- **Source data**
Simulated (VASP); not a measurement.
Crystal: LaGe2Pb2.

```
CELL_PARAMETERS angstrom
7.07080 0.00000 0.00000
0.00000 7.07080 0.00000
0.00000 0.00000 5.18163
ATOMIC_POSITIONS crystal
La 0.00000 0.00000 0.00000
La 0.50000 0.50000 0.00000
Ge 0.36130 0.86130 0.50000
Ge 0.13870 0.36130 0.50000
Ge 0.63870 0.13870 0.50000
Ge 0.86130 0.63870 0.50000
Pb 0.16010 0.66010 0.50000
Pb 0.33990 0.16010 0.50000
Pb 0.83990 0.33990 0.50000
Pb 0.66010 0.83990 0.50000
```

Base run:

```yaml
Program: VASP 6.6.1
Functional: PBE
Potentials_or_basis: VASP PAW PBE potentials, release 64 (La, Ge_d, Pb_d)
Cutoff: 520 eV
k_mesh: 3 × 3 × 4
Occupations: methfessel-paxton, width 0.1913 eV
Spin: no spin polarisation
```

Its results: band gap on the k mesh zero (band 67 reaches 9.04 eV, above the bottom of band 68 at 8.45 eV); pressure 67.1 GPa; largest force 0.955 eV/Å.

- **Assigned task**
All the records above need to be transcribed exactly and in full.

- **Your response**
Simulated (VASP); not a measurement.
Crystal: LaGe2Pb2.

```
CELL_PARAMETERS angstrom
7.07080 0.00000 0.00000
0.00000 7.07080 0.00000
0.00000 0.00000 5.18163
ATOMIC_POSITIONS crystal
La 0.00000 0.00000 0.00000
La 0.50000 0.50000 0.00000
Ge 0.36130 0.86130 0.50000
Ge 0.13870 0.36130 0.50000
Ge 0.63870 0.13870 0.50000
Ge 0.86130 0.63870 0.50000
Pb 0.16010 0.66010 0.50000
Pb 0.33990 0.16010 0.50000
Pb 0.83990 0.33990 0.50000
Pb 0.66010 0.83990 0.50000
```

Base run:

```yaml
Program: VASP 6.6.1
Functional: PBE
Potentials_or_basis: VASP PAW PBE potentials, release 64 (La, Ge_d, Pb_d)
Cutoff: 520 eV
k_mesh: 3 × 3 × 4
Occupations: methfessel-paxton, width 0.1913 eV
Spin: no spin polarisation
```

Its results: band gap on the k mesh zero (band 67 reaches 9.04 eV, above the bottom of band 68 at 8.45 eV); pressure 67.1 GPa; largest force 0.955 eV/Å.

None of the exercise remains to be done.